■ Work order: Here is the task for the records below: repeat exactly the lines from the one with "C1 lies behind" to the one with "### What is", both included, and nothing else.

-------------------------
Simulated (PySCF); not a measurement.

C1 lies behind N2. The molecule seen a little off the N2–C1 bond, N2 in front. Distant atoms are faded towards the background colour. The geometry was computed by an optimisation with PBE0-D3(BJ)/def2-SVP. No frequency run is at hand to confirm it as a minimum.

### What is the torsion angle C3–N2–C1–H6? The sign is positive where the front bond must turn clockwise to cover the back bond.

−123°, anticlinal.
-------------------------

■ Answer area:
C1 lies behind N2. The molecule seen a little off the N2–C1 bond, N2 in front. Distant atoms are faded towards the background colour. The geometry was computed by an optimisation with PBE0-D3(BJ)/def2-SVP. No frequency run is at hand to confirm it as a minimum.

### What is the torsion angle C3–N2–C1–H6? The sign is positive where the front bond must turn clockwise to cover the back bond.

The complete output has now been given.